#### [Required action]
The answer should consist solely of the lines from the first one below through the line containing "Question: What is", copied exactly.

#### [Data under study]

++++++++++++++++++++

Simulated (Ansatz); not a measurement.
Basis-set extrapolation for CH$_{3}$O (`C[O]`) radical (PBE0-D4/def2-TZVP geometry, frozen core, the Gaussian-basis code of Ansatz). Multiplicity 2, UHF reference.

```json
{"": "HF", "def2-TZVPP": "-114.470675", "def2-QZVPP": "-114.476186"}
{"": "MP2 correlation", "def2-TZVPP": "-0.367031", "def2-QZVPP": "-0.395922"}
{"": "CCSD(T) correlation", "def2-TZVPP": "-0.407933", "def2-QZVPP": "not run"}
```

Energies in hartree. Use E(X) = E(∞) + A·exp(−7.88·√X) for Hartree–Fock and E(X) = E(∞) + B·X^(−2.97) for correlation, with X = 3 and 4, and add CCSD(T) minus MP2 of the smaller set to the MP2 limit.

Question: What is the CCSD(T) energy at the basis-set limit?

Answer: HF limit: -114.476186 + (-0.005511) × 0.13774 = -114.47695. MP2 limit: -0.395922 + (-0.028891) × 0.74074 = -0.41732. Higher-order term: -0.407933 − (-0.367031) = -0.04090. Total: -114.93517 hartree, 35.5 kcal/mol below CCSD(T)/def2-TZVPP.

++++++++++++++++++++

#### [Written answer]
Simulated (Ansatz); not a measurement.
Basis-set extrapolation for CH$_{3}$O (`C[O]`) radical (PBE0-D4/def2-TZVP geometry, frozen core, the Gaussian-basis code of Ansatz). Multiplicity 2, UHF reference.

```json
{"": "HF", "def2-TZVPP": "-114.470675", "def2-QZVPP": "-114.476186"}
{"": "MP2 correlation", "def2-TZVPP": "-0.367031", "def2-QZVPP": "-0.395922"}
{"": "CCSD(T) correlation", "def2-TZVPP": "-0.407933", "def2-QZVPP": "not run"}
```

Energies in hartree. Use E(X) = E(∞) + A·exp(−7.88·√X) for Hartree–Fock and E(X) = E(∞) + B·X^(−2.97) for correlation, with X = 3 and 4, and add CCSD(T) minus MP2 of the smaller set to the MP2 limit.

Question: What is the CCSD(T) energy at the basis-set limit?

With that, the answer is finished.